> _Work request_
In full and without alteration, write out the records.

> _Given records_
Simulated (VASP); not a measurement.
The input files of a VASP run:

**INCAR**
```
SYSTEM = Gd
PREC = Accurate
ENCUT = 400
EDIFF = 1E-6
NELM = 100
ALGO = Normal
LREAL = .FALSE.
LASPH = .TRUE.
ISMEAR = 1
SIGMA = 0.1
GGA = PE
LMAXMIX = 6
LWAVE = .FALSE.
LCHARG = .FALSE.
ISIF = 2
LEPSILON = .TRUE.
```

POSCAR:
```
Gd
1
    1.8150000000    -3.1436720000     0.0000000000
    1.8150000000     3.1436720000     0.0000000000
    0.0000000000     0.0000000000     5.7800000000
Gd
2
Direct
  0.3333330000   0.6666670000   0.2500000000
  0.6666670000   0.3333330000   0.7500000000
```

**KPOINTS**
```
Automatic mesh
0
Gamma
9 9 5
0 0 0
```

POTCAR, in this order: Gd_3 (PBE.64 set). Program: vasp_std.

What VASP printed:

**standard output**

> _Response area_
Simulated (VASP); not a measurement.
The input files of a VASP run:

**INCAR**
```
SYSTEM = Gd
PREC = Accurate
ENCUT = 400
EDIFF = 1E-6
NELM = 100
ALGO = Normal
LREAL = .FALSE.
LASPH = .TRUE.
ISMEAR = 1
SIGMA = 0.1
GGA = PE
LMAXMIX = 6
LWAVE = .FALSE.
LCHARG = .FALSE.
ISIF = 2
LEPSILON = .TRUE.
```

POSCAR:
```
Gd
1
    1.8150000000    -3.1436720000     0.0000000000
    1.8150000000     3.1436720000     0.0000000000
    0.0000000000     0.0000000000     5.7800000000
Gd
2
Direct
  0.3333330000   0.6666670000   0.2500000000
  0.6666670000   0.3333330000   0.7500000000
```

**KPOINTS**
```
Automatic mesh
0
Gamma
9 9 5
0 0 0
```

POTCAR, in this order: Gd_3 (PBE.64 set). Program: vasp_std.

What VASP printed:

**standard output**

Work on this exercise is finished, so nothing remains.